_Required action:_ Return, exactly as written, every line from the first line of the data below through the line that contains "The PAW data".

_Source information:_
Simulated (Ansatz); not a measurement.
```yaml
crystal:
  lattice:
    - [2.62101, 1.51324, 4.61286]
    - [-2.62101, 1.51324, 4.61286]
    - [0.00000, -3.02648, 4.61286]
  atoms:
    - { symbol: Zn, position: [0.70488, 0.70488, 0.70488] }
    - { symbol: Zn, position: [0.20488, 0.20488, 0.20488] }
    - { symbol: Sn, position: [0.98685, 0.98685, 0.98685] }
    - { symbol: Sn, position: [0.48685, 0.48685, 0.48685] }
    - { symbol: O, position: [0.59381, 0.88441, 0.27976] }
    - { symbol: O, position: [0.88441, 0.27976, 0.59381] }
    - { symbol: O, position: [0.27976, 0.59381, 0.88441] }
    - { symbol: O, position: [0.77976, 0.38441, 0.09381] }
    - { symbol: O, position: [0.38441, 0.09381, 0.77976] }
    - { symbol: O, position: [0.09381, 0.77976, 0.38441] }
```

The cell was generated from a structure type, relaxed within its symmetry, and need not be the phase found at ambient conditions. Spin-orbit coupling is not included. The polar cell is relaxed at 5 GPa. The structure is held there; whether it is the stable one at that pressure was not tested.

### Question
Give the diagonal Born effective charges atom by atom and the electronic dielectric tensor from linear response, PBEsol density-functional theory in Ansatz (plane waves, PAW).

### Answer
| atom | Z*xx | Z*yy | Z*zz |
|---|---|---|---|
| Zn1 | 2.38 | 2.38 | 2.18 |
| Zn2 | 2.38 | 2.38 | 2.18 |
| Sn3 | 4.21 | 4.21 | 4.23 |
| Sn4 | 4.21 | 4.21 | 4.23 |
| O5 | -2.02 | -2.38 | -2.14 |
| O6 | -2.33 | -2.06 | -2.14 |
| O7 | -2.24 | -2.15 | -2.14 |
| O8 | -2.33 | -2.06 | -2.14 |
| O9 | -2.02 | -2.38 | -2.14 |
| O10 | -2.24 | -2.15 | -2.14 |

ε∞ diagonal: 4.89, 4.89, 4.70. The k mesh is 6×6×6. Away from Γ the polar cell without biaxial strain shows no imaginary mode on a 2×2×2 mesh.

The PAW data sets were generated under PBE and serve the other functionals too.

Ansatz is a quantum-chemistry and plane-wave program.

_Task response:_
Simulated (Ansatz); not a measurement.
```yaml
crystal:
  lattice:
    - [2.62101, 1.51324, 4.61286]
    - [-2.62101, 1.51324, 4.61286]
    - [0.00000, -3.02648, 4.61286]
  atoms:
    - { symbol: Zn, position: [0.70488, 0.70488, 0.70488] }
    - { symbol: Zn, position: [0.20488, 0.20488, 0.20488] }
    - { symbol: Sn, position: [0.98685, 0.98685, 0.98685] }
    - { symbol: Sn, position: [0.48685, 0.48685, 0.48685] }
    - { symbol: O, position: [0.59381, 0.88441, 0.27976] }
    - { symbol: O, position: [0.88441, 0.27976, 0.59381] }
    - { symbol: O, position: [0.27976, 0.59381, 0.88441] }
    - { symbol: O, position: [0.77976, 0.38441, 0.09381] }
    - { symbol: O, position: [0.38441, 0.09381, 0.77976] }
    - { symbol: O, position: [0.09381, 0.77976, 0.38441] }
```

The cell was generated from a structure type, relaxed within its symmetry, and need not be the phase found at ambient conditions. Spin-orbit coupling is not included. The polar cell is relaxed at 5 GPa. The structure is held there; whether it is the stable one at that pressure was not tested.

### Question
Give the diagonal Born effective charges atom by atom and the electronic dielectric tensor from linear response, PBEsol density-functional theory in Ansatz (plane waves, PAW).

### Answer
| atom | Z*xx | Z*yy | Z*zz |
|---|---|---|---|
| Zn1 | 2.38 | 2.38 | 2.18 |
| Zn2 | 2.38 | 2.38 | 2.18 |
| Sn3 | 4.21 | 4.21 | 4.23 |
| Sn4 | 4.21 | 4.21 | 4.23 |
| O5 | -2.02 | -2.38 | -2.14 |
| O6 | -2.33 | -2.06 | -2.14 |
| O7 | -2.24 | -2.15 | -2.14 |
| O8 | -2.33 | -2.06 | -2.14 |
| O9 | -2.02 | -2.38 | -2.14 |
| O10 | -2.24 | -2.15 | -2.14 |

ε∞ diagonal: 4.89, 4.89, 4.70. The k mesh is 6×6×6. Away from Γ the polar cell without biaxial strain shows no imaginary mode on a 2×2×2 mesh.

The PAW data sets were generated under PBE and serve the other functionals too.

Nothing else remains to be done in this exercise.